##### Recorded information

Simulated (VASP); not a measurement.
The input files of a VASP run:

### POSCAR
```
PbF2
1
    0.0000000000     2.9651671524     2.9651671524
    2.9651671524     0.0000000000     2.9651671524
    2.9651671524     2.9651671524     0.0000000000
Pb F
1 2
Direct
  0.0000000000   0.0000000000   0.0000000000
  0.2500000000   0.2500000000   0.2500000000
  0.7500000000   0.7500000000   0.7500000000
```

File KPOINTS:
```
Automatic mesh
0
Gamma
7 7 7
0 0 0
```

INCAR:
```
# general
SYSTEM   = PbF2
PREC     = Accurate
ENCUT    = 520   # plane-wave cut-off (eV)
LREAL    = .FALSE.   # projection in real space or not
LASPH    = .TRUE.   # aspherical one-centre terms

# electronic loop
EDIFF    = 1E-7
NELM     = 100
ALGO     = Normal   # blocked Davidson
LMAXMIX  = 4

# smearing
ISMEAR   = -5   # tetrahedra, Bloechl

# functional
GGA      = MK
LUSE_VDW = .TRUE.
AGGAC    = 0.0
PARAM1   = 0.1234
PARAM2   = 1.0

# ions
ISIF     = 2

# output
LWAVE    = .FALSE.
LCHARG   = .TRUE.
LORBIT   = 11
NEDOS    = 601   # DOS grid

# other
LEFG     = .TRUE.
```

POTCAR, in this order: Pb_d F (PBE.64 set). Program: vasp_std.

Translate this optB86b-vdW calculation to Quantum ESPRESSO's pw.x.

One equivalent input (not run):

##########

*Task item*:
All of the lines above must be returned exactly.

*Your response*:
Simulated (VASP); not a measurement.
The input files of a VASP run:

### POSCAR
```
PbF2
1
    0.0000000000     2.9651671524     2.9651671524
    2.9651671524     0.0000000000     2.9651671524
    2.9651671524     2.9651671524     0.0000000000
Pb F
1 2
Direct
  0.0000000000   0.0000000000   0.0000000000
  0.2500000000   0.2500000000   0.2500000000
  0.7500000000   0.7500000000   0.7500000000
```

File KPOINTS:
```
Automatic mesh
0
Gamma
7 7 7
0 0 0
```

INCAR:
```
# general
SYSTEM   = PbF2
PREC     = Accurate
ENCUT    = 520   # plane-wave cut-off (eV)
LREAL    = .FALSE.   # projection in real space or not
LASPH    = .TRUE.   # aspherical one-centre terms

# electronic loop
EDIFF    = 1E-7
NELM     = 100
ALGO     = Normal   # blocked Davidson
LMAXMIX  = 4

# smearing
ISMEAR   = -5   # tetrahedra, Bloechl

# functional
GGA      = MK
LUSE_VDW = .TRUE.
AGGAC    = 0.0
PARAM1   = 0.1234
PARAM2   = 1.0

# ions
ISIF     = 2

# output
LWAVE    = .FALSE.
LCHARG   = .TRUE.
LORBIT   = 11
NEDOS    = 601   # DOS grid

# other
LEFG     = .TRUE.
```

POTCAR, in this order: Pb_d F (PBE.64 set). Program: vasp_std.

Translate this optB86b-vdW calculation to Quantum ESPRESSO's pw.x.

One equivalent input (not run):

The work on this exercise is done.